# Provided material
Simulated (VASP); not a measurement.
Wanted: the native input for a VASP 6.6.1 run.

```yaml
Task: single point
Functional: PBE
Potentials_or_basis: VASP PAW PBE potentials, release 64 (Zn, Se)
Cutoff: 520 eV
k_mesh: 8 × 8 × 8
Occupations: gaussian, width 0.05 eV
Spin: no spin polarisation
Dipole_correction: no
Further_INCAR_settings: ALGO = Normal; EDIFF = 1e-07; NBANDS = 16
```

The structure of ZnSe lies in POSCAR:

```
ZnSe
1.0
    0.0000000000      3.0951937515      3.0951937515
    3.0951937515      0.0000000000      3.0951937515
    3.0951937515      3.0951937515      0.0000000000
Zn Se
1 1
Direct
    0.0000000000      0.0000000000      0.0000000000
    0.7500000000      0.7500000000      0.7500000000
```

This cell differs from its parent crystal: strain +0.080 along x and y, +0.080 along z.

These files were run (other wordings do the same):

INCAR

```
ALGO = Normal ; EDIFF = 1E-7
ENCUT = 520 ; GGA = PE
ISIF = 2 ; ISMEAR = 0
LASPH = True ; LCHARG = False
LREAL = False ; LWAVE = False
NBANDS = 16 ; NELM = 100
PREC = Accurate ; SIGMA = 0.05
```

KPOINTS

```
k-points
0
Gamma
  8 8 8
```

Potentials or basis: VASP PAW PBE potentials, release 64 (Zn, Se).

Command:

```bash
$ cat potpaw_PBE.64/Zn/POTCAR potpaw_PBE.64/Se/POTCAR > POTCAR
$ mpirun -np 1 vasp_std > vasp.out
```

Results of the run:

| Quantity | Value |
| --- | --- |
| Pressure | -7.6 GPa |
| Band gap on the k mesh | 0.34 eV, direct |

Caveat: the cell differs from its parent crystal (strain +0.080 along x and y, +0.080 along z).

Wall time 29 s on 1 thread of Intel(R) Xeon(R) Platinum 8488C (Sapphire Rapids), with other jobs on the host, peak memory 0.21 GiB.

# Work task
Please return only the lines above, starting at the line that has "Potentials or basis: VASP" and ending at the line that has "Caveat: the cell", keeping both and leaving each one unchanged.

# Task response
Potentials or basis: VASP PAW PBE potentials, release 64 (Zn, Se).

Command:

```bash
$ cat potpaw_PBE.64/Zn/POTCAR potpaw_PBE.64/Se/POTCAR > POTCAR
$ mpirun -np 1 vasp_std > vasp.out
```

Results of the run:

| Quantity | Value |
| --- | --- |
| Pressure | -7.6 GPa |
| Band gap on the k mesh | 0.34 eV, direct |

Caveat: the cell differs from its parent crystal (strain +0.080 along x and y, +0.080 along z).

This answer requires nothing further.